**** Dataset content
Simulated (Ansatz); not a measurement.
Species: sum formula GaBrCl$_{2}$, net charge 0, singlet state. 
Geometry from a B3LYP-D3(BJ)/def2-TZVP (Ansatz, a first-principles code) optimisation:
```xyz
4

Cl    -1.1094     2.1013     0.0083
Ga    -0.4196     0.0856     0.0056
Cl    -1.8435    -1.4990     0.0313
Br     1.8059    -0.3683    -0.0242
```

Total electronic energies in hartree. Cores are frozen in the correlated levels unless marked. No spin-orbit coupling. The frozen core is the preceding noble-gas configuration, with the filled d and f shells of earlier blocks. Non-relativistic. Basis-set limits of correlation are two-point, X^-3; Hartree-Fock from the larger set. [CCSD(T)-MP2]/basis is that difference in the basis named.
********

[Work item]:
Please make an exact copy of the entries, down to the last character.

[Your response]:
Simulated (Ansatz); not a measurement.
Species: sum formula GaBrCl$_{2}$, net charge 0, singlet state. 
Geometry from a B3LYP-D3(BJ)/def2-TZVP (Ansatz, a first-principles code) optimisation:
```xyz
4

Cl    -1.1094     2.1013     0.0083
Ga    -0.4196     0.0856     0.0056
Cl    -1.8435    -1.4990     0.0313
Br     1.8059    -0.3683    -0.0242
```

Total electronic energies in hartree. Cores are frozen in the correlated levels unless marked. No spin-orbit coupling. The frozen core is the preceding noble-gas configuration, with the filled d and f shells of earlier blocks. Non-relativistic. Basis-set limits of correlation are two-point, X^-3; Hartree-Fock from the larger set. [CCSD(T)-MP2]/basis is that difference in the basis named.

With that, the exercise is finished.